- Assignment
Your answer must match the entries below word for word.

--- START ---

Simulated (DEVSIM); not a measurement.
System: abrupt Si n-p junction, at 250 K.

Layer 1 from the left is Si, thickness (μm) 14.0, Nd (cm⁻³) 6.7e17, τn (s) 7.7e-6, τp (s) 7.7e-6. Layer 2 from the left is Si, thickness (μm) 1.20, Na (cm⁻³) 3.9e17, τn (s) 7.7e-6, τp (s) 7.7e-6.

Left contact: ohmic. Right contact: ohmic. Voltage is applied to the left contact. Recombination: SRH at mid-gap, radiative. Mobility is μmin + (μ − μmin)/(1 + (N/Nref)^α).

--- END ---

- Written reply
Simulated (DEVSIM); not a measurement.
System: abrupt Si n-p junction, at 250 K.

Layer 1 from the left is Si, thickness (μm) 14.0, Nd (cm⁻³) 6.7e17, τn (s) 7.7e-6, τp (s) 7.7e-6. Layer 2 from the left is Si, thickness (μm) 1.20, Na (cm⁻³) 3.9e17, τn (s) 7.7e-6, τp (s) 7.7e-6.

Left contact: ohmic. Right contact: ohmic. Voltage is applied to the left contact. Recombination: SRH at mid-gap, radiative. Mobility is μmin + (μ − μmin)/(1 + (N/Nref)^α).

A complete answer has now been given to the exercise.